### SUPPLIED DATA
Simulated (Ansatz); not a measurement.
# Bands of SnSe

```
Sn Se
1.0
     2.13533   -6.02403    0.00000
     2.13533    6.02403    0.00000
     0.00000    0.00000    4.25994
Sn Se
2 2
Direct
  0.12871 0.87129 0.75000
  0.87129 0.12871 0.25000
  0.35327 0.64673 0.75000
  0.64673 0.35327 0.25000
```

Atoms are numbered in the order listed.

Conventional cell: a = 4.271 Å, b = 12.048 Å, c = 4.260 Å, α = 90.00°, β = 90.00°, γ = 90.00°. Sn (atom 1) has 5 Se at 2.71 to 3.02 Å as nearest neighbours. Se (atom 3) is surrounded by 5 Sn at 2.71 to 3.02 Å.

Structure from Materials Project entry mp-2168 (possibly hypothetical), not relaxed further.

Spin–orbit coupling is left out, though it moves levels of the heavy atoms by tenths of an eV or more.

### REQUIREMENT
The lines from the first of the entries through the line holding "Structure from Materials" are to be restated word for word, and no others.

### RESPONSE BOX
Simulated (Ansatz); not a measurement.
# Bands of SnSe

```
Sn Se
1.0
     2.13533   -6.02403    0.00000
     2.13533    6.02403    0.00000
     0.00000    0.00000    4.25994
Sn Se
2 2
Direct
  0.12871 0.87129 0.75000
  0.87129 0.12871 0.25000
  0.35327 0.64673 0.75000
  0.64673 0.35327 0.25000
```

Atoms are numbered in the order listed.

Conventional cell: a = 4.271 Å, b = 12.048 Å, c = 4.260 Å, α = 90.00°, β = 90.00°, γ = 90.00°. Sn (atom 1) has 5 Se at 2.71 to 3.02 Å as nearest neighbours. Se (atom 3) is surrounded by 5 Sn at 2.71 to 3.02 Å.

Structure from Materials Project entry mp-2168 (possibly hypothetical), not relaxed further.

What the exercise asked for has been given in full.